### [WORK ITEM]
Please set down exactly the lines of the listing below from the line containing "Alike in both" through the line containing "Answer: gap on", both lines included, leaving out all other lines.

#### SOURCE MATERIAL ####

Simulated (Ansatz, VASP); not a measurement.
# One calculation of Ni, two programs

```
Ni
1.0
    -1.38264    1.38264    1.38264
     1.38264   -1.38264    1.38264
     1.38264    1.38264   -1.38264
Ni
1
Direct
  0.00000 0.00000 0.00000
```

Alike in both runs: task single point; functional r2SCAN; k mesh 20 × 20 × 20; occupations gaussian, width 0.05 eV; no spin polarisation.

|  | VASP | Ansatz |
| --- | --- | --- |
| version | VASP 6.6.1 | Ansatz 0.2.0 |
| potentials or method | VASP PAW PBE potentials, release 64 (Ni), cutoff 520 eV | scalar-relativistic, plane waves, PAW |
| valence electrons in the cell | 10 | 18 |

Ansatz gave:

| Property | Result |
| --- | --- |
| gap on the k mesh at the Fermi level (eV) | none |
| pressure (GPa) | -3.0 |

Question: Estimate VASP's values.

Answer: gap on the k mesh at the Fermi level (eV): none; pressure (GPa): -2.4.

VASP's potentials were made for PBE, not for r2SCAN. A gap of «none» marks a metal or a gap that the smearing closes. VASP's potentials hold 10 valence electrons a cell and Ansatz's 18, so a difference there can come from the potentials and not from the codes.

####

### [ANSWER SPACE]
Alike in both runs: task single point; functional r2SCAN; k mesh 20 × 20 × 20; occupations gaussian, width 0.05 eV; no spin polarisation.

|  | VASP | Ansatz |
| --- | --- | --- |
| version | VASP 6.6.1 | Ansatz 0.2.0 |
| potentials or method | VASP PAW PBE potentials, release 64 (Ni), cutoff 520 eV | scalar-relativistic, plane waves, PAW |
| valence electrons in the cell | 10 | 18 |

Ansatz gave:

| Property | Result |
| --- | --- |
| gap on the k mesh at the Fermi level (eV) | none |
| pressure (GPa) | -3.0 |

Question: Estimate VASP's values.

Answer: gap on the k mesh at the Fermi level (eV): none; pressure (GPa): -2.4.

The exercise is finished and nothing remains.